▶ [Requirement]
Exactly as they stand, write out all of the entries again.

▶ [Provided material]
- - -

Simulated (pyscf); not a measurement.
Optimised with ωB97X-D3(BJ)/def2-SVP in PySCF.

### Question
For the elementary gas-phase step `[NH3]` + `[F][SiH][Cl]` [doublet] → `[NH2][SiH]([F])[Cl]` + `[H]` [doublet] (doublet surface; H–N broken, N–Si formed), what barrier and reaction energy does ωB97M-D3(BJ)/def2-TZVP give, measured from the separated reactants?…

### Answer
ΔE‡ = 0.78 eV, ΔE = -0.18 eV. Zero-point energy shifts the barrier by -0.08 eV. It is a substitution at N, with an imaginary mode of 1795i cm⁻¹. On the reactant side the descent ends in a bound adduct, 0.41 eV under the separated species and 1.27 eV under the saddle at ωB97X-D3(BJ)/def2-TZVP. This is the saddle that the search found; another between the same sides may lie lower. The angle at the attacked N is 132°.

- - -

▶ [Response box]
Simulated (pyscf); not a measurement.
Optimised with ωB97X-D3(BJ)/def2-SVP in PySCF.

### Question
For the elementary gas-phase step `[NH3]` + `[F][SiH][Cl]` [doublet] → `[NH2][SiH]([F])[Cl]` + `[H]` [doublet] (doublet surface; H–N broken, N–Si formed), what barrier and reaction energy does ωB97M-D3(BJ)/def2-TZVP give, measured from the separated reactants?…

### Answer
ΔE‡ = 0.78 eV, ΔE = -0.18 eV. Zero-point energy shifts the barrier by -0.08 eV. It is a substitution at N, with an imaginary mode of 1795i cm⁻¹. On the reactant side the descent ends in a bound adduct, 0.41 eV under the separated species and 1.27 eV under the saddle at ωB97X-D3(BJ)/def2-TZVP. This is the saddle that the search found; another between the same sides may lie lower. The angle at the attacked N is 132°.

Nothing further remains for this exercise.